______
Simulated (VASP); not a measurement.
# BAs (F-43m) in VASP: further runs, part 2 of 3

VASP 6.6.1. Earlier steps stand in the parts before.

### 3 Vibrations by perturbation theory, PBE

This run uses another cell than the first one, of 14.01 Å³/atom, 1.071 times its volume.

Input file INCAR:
______

WORK TASK —
What is needed is an exact copy of every entry.

EXERCISE SOLUTION —
Simulated (VASP); not a measurement.
# BAs (F-43m) in VASP: further runs, part 2 of 3

VASP 6.6.1. Earlier steps stand in the parts before.

### 3 Vibrations by perturbation theory, PBE

This run uses another cell than the first one, of 14.01 Å³/atom, 1.071 times its volume.

Input file INCAR:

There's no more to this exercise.